RECORD EXCERPTS:
Segment Open
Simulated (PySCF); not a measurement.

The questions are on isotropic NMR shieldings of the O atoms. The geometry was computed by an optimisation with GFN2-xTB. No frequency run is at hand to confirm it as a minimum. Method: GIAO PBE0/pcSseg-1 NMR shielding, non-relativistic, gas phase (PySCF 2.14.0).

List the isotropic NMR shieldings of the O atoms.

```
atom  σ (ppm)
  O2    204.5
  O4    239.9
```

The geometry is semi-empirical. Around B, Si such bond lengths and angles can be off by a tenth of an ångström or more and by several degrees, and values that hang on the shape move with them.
Segment Closed

ACTIVITY:
Exactly those lines that run from the start of the listing to the line containing "List the isotropic" should be output, and no others.

TASK OUTPUT:
Simulated (PySCF); not a measurement.

The questions are on isotropic NMR shieldings of the O atoms. The geometry was computed by an optimisation with GFN2-xTB. No frequency run is at hand to confirm it as a minimum. Method: GIAO PBE0/pcSseg-1 NMR shielding, non-relativistic, gas phase (PySCF 2.14.0).

List the isotropic NMR shieldings of the O atoms.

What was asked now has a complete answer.